» Work item:
Repeat verbatim only the lines from the opening of the material below through the one that contains "Question: Will this input run?".

» Extracted records:
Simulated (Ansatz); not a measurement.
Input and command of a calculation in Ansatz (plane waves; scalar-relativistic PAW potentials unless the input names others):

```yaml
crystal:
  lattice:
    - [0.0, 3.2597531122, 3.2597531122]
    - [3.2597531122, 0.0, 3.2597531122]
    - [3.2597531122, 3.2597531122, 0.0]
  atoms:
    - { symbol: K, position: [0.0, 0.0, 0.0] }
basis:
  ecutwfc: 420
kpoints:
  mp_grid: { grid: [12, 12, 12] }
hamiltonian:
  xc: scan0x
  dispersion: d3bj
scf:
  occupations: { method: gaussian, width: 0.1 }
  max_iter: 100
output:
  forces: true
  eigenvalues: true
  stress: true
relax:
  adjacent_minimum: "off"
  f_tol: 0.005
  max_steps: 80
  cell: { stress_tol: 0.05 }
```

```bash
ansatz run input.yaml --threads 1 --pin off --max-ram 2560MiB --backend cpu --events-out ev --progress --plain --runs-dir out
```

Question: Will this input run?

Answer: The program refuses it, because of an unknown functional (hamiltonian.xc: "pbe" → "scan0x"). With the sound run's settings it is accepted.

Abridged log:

» Task solution:
Simulated (Ansatz); not a measurement.
Input and command of a calculation in Ansatz (plane waves; scalar-relativistic PAW potentials unless the input names others):

```yaml
crystal:
  lattice:
    - [0.0, 3.2597531122, 3.2597531122]
    - [3.2597531122, 0.0, 3.2597531122]
    - [3.2597531122, 3.2597531122, 0.0]
  atoms:
    - { symbol: K, position: [0.0, 0.0, 0.0] }
basis:
  ecutwfc: 420
kpoints:
  mp_grid: { grid: [12, 12, 12] }
hamiltonian:
  xc: scan0x
  dispersion: d3bj
scf:
  occupations: { method: gaussian, width: 0.1 }
  max_iter: 100
output:
  forces: true
  eigenvalues: true
  stress: true
relax:
  adjacent_minimum: "off"
  f_tol: 0.005
  max_steps: 80
  cell: { stress_tol: 0.05 }
```

```bash
ansatz run input.yaml --threads 1 --pin off --max-ram 2560MiB --backend cpu --events-out ev --progress --plain --runs-dir out
```

Question: Will this input run?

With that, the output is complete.